**Task item:** Copy the lines below verbatim. Begin with the first and end with the line containing "Task: Estimate the wall time of this run.".

Provided data START

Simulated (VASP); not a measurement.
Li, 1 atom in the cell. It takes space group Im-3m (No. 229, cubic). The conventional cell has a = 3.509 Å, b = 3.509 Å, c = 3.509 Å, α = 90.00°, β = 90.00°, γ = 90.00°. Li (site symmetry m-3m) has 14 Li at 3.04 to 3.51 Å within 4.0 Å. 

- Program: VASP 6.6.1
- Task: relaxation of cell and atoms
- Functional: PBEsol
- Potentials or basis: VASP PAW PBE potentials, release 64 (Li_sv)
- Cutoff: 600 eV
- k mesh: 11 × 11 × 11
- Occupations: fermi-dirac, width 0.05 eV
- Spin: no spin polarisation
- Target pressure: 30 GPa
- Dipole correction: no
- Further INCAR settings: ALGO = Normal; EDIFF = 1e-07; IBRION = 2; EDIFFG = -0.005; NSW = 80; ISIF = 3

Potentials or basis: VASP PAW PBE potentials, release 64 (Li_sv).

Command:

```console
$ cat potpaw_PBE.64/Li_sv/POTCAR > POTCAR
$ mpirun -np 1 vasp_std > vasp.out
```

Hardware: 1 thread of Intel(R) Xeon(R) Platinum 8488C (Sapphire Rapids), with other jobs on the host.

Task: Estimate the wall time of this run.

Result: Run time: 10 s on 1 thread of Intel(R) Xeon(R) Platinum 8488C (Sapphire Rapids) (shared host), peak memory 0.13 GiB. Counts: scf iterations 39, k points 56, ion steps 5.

Provided data END

**Problem solution:**
Simulated (VASP); not a measurement.
Li, 1 atom in the cell. It takes space group Im-3m (No. 229, cubic). The conventional cell has a = 3.509 Å, b = 3.509 Å, c = 3.509 Å, α = 90.00°, β = 90.00°, γ = 90.00°. Li (site symmetry m-3m) has 14 Li at 3.04 to 3.51 Å within 4.0 Å. 

- Program: VASP 6.6.1
- Task: relaxation of cell and atoms
- Functional: PBEsol
- Potentials or basis: VASP PAW PBE potentials, release 64 (Li_sv)
- Cutoff: 600 eV
- k mesh: 11 × 11 × 11
- Occupations: fermi-dirac, width 0.05 eV
- Spin: no spin polarisation
- Target pressure: 30 GPa
- Dipole correction: no
- Further INCAR settings: ALGO = Normal; EDIFF = 1e-07; IBRION = 2; EDIFFG = -0.005; NSW = 80; ISIF = 3

Potentials or basis: VASP PAW PBE potentials, release 64 (Li_sv).

Command:

```console
$ cat potpaw_PBE.64/Li_sv/POTCAR > POTCAR
$ mpirun -np 1 vasp_std > vasp.out
```

Hardware: 1 thread of Intel(R) Xeon(R) Platinum 8488C (Sapphire Rapids), with other jobs on the host.

Task: Estimate the wall time of this run.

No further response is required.